> TASK ITEM
Your answer should be an exact copy of the lines from the start of the entries to the line containing "These are results", both included.

> DATA LISTING
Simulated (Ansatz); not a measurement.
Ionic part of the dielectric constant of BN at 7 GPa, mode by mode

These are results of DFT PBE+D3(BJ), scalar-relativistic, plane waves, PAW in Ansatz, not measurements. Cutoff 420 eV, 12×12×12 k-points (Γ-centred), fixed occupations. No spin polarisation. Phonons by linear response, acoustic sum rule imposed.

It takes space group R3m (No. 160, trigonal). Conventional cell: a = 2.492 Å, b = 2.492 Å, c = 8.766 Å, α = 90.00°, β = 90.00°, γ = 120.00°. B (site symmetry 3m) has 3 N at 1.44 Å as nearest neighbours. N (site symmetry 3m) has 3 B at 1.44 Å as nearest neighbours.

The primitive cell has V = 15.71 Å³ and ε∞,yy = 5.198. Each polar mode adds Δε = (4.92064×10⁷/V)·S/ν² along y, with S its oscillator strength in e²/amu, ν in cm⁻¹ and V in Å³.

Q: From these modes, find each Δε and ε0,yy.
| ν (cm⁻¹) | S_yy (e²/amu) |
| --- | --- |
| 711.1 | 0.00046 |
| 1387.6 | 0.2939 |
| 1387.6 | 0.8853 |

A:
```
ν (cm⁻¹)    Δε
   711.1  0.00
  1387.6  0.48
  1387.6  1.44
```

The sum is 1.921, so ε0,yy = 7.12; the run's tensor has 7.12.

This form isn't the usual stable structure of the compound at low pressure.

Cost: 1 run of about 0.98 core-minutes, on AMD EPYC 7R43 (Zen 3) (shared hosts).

> ANSWER SPACE
Simulated (Ansatz); not a measurement.
Ionic part of the dielectric constant of BN at 7 GPa, mode by mode

These are results of DFT PBE+D3(BJ), scalar-relativistic, plane waves, PAW in Ansatz, not measurements. Cutoff 420 eV, 12×12×12 k-points (Γ-centred), fixed occupations. No spin polarisation. Phonons by linear response, acoustic sum rule imposed.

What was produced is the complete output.